### Records supplied
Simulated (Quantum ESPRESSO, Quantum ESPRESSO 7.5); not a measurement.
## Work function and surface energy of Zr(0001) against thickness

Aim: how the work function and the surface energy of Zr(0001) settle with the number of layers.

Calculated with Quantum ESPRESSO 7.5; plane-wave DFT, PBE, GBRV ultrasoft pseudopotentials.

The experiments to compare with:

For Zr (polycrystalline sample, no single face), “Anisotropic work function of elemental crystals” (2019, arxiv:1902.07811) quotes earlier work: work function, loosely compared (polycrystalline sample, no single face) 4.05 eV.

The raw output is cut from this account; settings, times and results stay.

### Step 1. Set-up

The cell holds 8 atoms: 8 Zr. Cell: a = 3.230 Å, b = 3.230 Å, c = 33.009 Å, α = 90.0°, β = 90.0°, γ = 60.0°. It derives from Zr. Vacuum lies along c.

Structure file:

### Action item
Please give again only the lines from the start of the material through the line holding "### Step 1. Set-up", exactly as they are written.

### Task solution
Simulated (Quantum ESPRESSO, Quantum ESPRESSO 7.5); not a measurement.
## Work function and surface energy of Zr(0001) against thickness

Aim: how the work function and the surface energy of Zr(0001) settle with the number of layers.

Calculated with Quantum ESPRESSO 7.5; plane-wave DFT, PBE, GBRV ultrasoft pseudopotentials.

The experiments to compare with:

For Zr (polycrystalline sample, no single face), “Anisotropic work function of elemental crystals” (2019, arxiv:1902.07811) quotes earlier work: work function, loosely compared (polycrystalline sample, no single face) 4.05 eV.

The raw output is cut from this account; settings, times and results stay.

### Step 1. Set-up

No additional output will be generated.